-- DATA FOR ANALYSIS follows --
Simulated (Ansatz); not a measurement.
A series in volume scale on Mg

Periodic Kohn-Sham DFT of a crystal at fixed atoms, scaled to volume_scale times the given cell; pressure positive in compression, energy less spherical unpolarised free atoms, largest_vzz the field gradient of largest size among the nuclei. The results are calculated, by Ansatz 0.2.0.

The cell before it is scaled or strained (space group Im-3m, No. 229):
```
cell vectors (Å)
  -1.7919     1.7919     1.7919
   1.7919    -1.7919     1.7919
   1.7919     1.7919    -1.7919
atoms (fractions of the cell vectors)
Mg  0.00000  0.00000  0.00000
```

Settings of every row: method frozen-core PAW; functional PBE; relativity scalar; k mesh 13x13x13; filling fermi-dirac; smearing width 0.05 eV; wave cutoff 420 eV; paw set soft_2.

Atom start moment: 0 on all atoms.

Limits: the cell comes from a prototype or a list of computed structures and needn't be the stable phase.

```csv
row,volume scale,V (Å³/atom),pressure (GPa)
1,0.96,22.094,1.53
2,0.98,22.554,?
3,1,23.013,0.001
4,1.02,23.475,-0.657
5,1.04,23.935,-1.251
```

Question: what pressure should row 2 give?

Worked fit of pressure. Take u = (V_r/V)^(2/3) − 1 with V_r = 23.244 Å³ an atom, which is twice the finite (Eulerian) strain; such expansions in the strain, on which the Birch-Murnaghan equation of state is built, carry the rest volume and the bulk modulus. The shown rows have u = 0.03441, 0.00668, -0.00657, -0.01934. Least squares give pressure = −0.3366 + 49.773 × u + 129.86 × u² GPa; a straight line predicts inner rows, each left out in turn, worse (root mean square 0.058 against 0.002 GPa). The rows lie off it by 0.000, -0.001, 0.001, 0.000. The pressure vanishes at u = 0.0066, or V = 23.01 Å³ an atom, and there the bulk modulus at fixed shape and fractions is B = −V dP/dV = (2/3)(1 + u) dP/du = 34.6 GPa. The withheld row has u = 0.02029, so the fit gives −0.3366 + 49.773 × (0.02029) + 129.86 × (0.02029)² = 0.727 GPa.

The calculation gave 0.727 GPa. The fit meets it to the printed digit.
-- DATA FOR ANALYSIS concluded --

» **ASSIGNMENT**
Please transcribe, exactly and with nothing added, the lines from the first line of the material above through the line that contains "Question: what pressure should row 2 give?".

» **EXERCISE RESULT**
Simulated (Ansatz); not a measurement.
A series in volume scale on Mg

Periodic Kohn-Sham DFT of a crystal at fixed atoms, scaled to volume_scale times the given cell; pressure positive in compression, energy less spherical unpolarised free atoms, largest_vzz the field gradient of largest size among the nuclei. The results are calculated, by Ansatz 0.2.0.

The cell before it is scaled or strained (space group Im-3m, No. 229):
```
cell vectors (Å)
  -1.7919     1.7919     1.7919
   1.7919    -1.7919     1.7919
   1.7919     1.7919    -1.7919
atoms (fractions of the cell vectors)
Mg  0.00000  0.00000  0.00000
```

Settings of every row: method frozen-core PAW; functional PBE; relativity scalar; k mesh 13x13x13; filling fermi-dirac; smearing width 0.05 eV; wave cutoff 420 eV; paw set soft_2.

Atom start moment: 0 on all atoms.

Limits: the cell comes from a prototype or a list of computed structures and needn't be the stable phase.

```csv
row,volume scale,V (Å³/atom),pressure (GPa)
1,0.96,22.094,1.53
2,0.98,22.554,?
3,1,23.013,0.001
4,1.02,23.475,-0.657
5,1.04,23.935,-1.251
```

Question: what pressure should row 2 give?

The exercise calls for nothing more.